☆ ☆ ☆ ☆

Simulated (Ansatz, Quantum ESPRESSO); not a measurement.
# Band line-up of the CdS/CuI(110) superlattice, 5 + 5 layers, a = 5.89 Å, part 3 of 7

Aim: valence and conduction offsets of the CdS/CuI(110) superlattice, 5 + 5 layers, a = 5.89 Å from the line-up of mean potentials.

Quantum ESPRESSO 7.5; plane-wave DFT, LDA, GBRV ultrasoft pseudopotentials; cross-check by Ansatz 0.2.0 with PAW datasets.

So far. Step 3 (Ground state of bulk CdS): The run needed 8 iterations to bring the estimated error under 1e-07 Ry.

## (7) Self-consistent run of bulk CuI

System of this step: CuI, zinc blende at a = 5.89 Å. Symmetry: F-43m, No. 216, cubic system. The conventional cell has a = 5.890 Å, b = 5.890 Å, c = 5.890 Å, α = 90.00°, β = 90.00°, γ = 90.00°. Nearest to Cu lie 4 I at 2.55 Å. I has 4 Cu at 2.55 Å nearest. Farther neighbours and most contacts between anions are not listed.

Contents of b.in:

☆ ☆ ☆ ☆

TASK ITEM: All lines from the opening of the listing above through the line that contains "Aim: valence and" should be given again exactly, and nothing more.

ANSWER AREA:
Simulated (Ansatz, Quantum ESPRESSO); not a measurement.
# Band line-up of the CdS/CuI(110) superlattice, 5 + 5 layers, a = 5.89 Å, part 3 of 7

Aim: valence and conduction offsets of the CdS/CuI(110) superlattice, 5 + 5 layers, a = 5.89 Å from the line-up of mean potentials.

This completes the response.